#### Data records:
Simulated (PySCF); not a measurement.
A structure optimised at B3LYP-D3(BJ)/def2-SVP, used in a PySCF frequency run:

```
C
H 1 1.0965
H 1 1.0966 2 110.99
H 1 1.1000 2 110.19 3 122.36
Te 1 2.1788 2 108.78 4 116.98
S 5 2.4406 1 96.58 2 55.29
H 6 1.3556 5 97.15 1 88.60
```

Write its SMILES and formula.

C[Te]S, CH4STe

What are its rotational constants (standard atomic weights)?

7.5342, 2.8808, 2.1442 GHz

#### Work instruction:
Once the line containing "What are its" has been set down, nothing more is wanted; set down each line of the listing above up to it exactly, starting with the first.

#### Exercise response:
Simulated (PySCF); not a measurement.
A structure optimised at B3LYP-D3(BJ)/def2-SVP, used in a PySCF frequency run:

```
C
H 1 1.0965
H 1 1.0966 2 110.99
H 1 1.1000 2 110.19 3 122.36
Te 1 2.1788 2 108.78 4 116.98
S 5 2.4406 1 96.58 2 55.29
H 6 1.3556 5 97.15 1 88.60
```

Write its SMILES and formula.

C[Te]S, CH4STe

What are its rotational constants (standard atomic weights)?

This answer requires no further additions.